══ Excerpted records ══

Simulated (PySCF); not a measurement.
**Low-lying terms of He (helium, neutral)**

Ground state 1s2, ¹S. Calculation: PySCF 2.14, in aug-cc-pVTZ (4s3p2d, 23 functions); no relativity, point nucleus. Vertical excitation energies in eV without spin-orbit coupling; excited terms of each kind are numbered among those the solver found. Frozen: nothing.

═══

→ Work item: Return the whole listing, keeping every line exactly as it is.

→ Reply:
Simulated (PySCF); not a measurement.
**Low-lying terms of He (helium, neutral)**

Ground state 1s2, ¹S. Calculation: PySCF 2.14, in aug-cc-pVTZ (4s3p2d, 23 functions); no relativity, point nucleus. Vertical excitation energies in eV without spin-orbit coupling; excited terms of each kind are numbered among those the solver found. Frozen: nothing.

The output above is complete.